== PROVIDED MATERIAL ==
# # # # #

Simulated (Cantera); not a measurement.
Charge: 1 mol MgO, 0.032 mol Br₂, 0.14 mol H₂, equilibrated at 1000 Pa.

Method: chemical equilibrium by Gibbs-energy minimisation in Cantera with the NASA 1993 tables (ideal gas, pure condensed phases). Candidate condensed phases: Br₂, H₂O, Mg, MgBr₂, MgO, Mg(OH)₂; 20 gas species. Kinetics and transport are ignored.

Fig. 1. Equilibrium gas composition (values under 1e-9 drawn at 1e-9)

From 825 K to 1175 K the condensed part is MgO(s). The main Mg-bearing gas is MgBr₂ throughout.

# # # # #

== WORK ITEM ==
Would you transcribe the whole listing, keeping every character the same?

== REPLY ==
Simulated (Cantera); not a measurement.
Charge: 1 mol MgO, 0.032 mol Br₂, 0.14 mol H₂, equilibrated at 1000 Pa.

Method: chemical equilibrium by Gibbs-energy minimisation in Cantera with the NASA 1993 tables (ideal gas, pure condensed phases). Candidate condensed phases: Br₂, H₂O, Mg, MgBr₂, MgO, Mg(OH)₂; 20 gas species. Kinetics and transport are ignored.

Fig. 1. Equilibrium gas composition (values under 1e-9 drawn at 1e-9)

From 825 K to 1175 K the condensed part is MgO(s). The main Mg-bearing gas is MgBr₂ throughout.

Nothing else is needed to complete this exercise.